## Work request
Everything from the top of the data below through the line with "Method: B3LYP/pcSseg-1 run" should be duplicated exactly, and nothing past it.

Data extract section start

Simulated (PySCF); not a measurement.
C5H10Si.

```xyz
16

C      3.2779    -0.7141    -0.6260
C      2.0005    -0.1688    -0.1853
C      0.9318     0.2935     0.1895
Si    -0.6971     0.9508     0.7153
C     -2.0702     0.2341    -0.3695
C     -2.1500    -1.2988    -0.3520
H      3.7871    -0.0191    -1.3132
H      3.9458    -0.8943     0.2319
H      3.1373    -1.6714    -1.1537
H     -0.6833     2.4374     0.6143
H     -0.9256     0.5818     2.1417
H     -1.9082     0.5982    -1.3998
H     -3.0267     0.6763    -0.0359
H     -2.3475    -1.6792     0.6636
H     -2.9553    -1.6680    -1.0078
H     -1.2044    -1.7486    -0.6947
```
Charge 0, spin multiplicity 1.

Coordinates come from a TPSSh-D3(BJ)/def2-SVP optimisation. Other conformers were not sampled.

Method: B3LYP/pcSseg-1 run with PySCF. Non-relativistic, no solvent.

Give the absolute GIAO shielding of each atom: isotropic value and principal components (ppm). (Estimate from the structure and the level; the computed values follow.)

Data extract section end

## Task response
Simulated (PySCF); not a measurement.
C5H10Si.

```xyz
16

C      3.2779    -0.7141    -0.6260
C      2.0005    -0.1688    -0.1853
C      0.9318     0.2935     0.1895
Si    -0.6971     0.9508     0.7153
C     -2.0702     0.2341    -0.3695
C     -2.1500    -1.2988    -0.3520
H      3.7871    -0.0191    -1.3132
H      3.9458    -0.8943     0.2319
H      3.1373    -1.6714    -1.1537
H     -0.6833     2.4374     0.6143
H     -0.9256     0.5818     2.1417
H     -1.9082     0.5982    -1.3998
H     -3.0267     0.6763    -0.0359
H     -2.3475    -1.6792     0.6636
H     -2.9553    -1.6680    -1.0078
H     -1.2044    -1.7486    -0.6947
```
Charge 0, spin multiplicity 1.

Coordinates come from a TPSSh-D3(BJ)/def2-SVP optimisation. Other conformers were not sampled.

Method: B3LYP/pcSseg-1 run with PySCF. Non-relativistic, no solvent.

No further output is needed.